**WORK TASK:**
Look at the entries below and restate word for word the lines from the first through the one that has "- Ionic steps: 17".

**PROVIDED DATA:**
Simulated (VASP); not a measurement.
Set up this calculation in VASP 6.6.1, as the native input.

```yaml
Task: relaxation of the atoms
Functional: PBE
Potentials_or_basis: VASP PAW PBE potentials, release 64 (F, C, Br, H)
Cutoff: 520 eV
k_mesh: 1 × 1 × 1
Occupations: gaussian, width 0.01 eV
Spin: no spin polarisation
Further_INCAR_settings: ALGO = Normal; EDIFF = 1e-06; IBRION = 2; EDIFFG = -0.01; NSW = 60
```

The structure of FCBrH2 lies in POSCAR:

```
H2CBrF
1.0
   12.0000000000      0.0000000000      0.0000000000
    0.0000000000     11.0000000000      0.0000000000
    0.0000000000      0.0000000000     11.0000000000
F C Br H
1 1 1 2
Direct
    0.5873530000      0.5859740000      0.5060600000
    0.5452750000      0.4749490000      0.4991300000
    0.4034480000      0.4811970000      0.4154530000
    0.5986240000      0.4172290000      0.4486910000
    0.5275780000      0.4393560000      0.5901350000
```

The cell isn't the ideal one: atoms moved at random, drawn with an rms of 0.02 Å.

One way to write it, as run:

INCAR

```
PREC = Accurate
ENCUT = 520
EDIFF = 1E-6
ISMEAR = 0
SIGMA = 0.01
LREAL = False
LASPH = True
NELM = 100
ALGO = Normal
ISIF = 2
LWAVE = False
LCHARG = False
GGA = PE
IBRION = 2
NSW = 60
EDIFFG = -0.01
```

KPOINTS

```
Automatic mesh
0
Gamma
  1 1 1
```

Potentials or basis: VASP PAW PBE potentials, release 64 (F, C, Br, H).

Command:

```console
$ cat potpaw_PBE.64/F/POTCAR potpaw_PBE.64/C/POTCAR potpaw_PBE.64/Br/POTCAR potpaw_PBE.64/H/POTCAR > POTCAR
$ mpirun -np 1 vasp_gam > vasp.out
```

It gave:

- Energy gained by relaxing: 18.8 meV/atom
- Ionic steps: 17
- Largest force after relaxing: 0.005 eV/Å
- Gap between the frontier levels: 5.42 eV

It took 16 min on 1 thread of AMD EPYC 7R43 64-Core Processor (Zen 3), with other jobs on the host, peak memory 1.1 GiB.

**TASK RESULT:**
Simulated (VASP); not a measurement.
Set up this calculation in VASP 6.6.1, as the native input.

```yaml
Task: relaxation of the atoms
Functional: PBE
Potentials_or_basis: VASP PAW PBE potentials, release 64 (F, C, Br, H)
Cutoff: 520 eV
k_mesh: 1 × 1 × 1
Occupations: gaussian, width 0.01 eV
Spin: no spin polarisation
Further_INCAR_settings: ALGO = Normal; EDIFF = 1e-06; IBRION = 2; EDIFFG = -0.01; NSW = 60
```

The structure of FCBrH2 lies in POSCAR:

```
H2CBrF
1.0
   12.0000000000      0.0000000000      0.0000000000
    0.0000000000     11.0000000000      0.0000000000
    0.0000000000      0.0000000000     11.0000000000
F C Br H
1 1 1 2
Direct
    0.5873530000      0.5859740000      0.5060600000
    0.5452750000      0.4749490000      0.4991300000
    0.4034480000      0.4811970000      0.4154530000
    0.5986240000      0.4172290000      0.4486910000
    0.5275780000      0.4393560000      0.5901350000
```

The cell isn't the ideal one: atoms moved at random, drawn with an rms of 0.02 Å.

One way to write it, as run:

INCAR

```
PREC = Accurate
ENCUT = 520
EDIFF = 1E-6
ISMEAR = 0
SIGMA = 0.01
LREAL = False
LASPH = True
NELM = 100
ALGO = Normal
ISIF = 2
LWAVE = False
LCHARG = False
GGA = PE
IBRION = 2
NSW = 60
EDIFFG = -0.01
```

KPOINTS

```
Automatic mesh
0
Gamma
  1 1 1
```

Potentials or basis: VASP PAW PBE potentials, release 64 (F, C, Br, H).

Command:

```console
$ cat potpaw_PBE.64/F/POTCAR potpaw_PBE.64/C/POTCAR potpaw_PBE.64/Br/POTCAR potpaw_PBE.64/H/POTCAR > POTCAR
$ mpirun -np 1 vasp_gam > vasp.out
```

It gave:

- Energy gained by relaxing: 18.8 meV/atom
- Ionic steps: 17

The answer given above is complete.